### ACTION ITEM
Each entry in the material below should be reproduced exactly.

### RECORD SET
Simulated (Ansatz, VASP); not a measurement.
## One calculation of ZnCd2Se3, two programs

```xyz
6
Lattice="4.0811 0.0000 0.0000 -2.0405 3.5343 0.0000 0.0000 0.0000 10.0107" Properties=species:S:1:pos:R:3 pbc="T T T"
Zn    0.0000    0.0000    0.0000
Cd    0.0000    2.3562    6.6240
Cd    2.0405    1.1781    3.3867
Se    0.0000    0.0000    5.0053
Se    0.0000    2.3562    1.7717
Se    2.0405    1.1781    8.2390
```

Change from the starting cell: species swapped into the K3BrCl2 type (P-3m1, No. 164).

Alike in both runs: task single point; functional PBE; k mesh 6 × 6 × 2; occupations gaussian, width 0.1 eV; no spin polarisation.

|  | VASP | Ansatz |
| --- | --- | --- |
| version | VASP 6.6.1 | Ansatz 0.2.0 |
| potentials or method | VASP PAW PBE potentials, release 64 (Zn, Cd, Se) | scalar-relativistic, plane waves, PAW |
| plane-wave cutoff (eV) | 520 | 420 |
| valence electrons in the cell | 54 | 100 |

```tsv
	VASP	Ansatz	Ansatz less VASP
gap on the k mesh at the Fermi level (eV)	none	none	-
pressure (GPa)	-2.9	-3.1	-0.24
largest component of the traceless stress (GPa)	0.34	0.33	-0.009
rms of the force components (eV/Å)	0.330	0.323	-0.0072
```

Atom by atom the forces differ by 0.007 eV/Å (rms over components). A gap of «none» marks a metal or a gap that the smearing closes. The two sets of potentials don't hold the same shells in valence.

### EXPECTED ANSWER
Simulated (Ansatz, VASP); not a measurement.
## One calculation of ZnCd2Se3, two programs

```xyz
6
Lattice="4.0811 0.0000 0.0000 -2.0405 3.5343 0.0000 0.0000 0.0000 10.0107" Properties=species:S:1:pos:R:3 pbc="T T T"
Zn    0.0000    0.0000    0.0000
Cd    0.0000    2.3562    6.6240
Cd    2.0405    1.1781    3.3867
Se    0.0000    0.0000    5.0053
Se    0.0000    2.3562    1.7717
Se    2.0405    1.1781    8.2390
```

Change from the starting cell: species swapped into the K3BrCl2 type (P-3m1, No. 164).

Alike in both runs: task single point; functional PBE; k mesh 6 × 6 × 2; occupations gaussian, width 0.1 eV; no spin polarisation.

|  | VASP | Ansatz |
| --- | --- | --- |
| version | VASP 6.6.1 | Ansatz 0.2.0 |
| potentials or method | VASP PAW PBE potentials, release 64 (Zn, Cd, Se) | scalar-relativistic, plane waves, PAW |
| plane-wave cutoff (eV) | 520 | 420 |
| valence electrons in the cell | 54 | 100 |

```tsv
	VASP	Ansatz	Ansatz less VASP
gap on the k mesh at the Fermi level (eV)	none	none	-
pressure (GPa)	-2.9	-3.1	-0.24
largest component of the traceless stress (GPa)	0.34	0.33	-0.009
rms of the force components (eV/Å)	0.330	0.323	-0.0072
```

Atom by atom the forces differ by 0.007 eV/Å (rms over components). A gap of «none» marks a metal or a gap that the smearing closes. The two sets of potentials don't hold the same shells in valence.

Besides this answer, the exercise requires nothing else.